┏━━

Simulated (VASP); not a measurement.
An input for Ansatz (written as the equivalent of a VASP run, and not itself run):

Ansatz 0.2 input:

┗━━

* **Requirement**: Give back the entire listing, line for line, exactly as it stands.

* **Exercise result**:
Simulated (VASP); not a measurement.
An input for Ansatz (written as the equivalent of a VASP run, and not itself run):

Ansatz 0.2 input:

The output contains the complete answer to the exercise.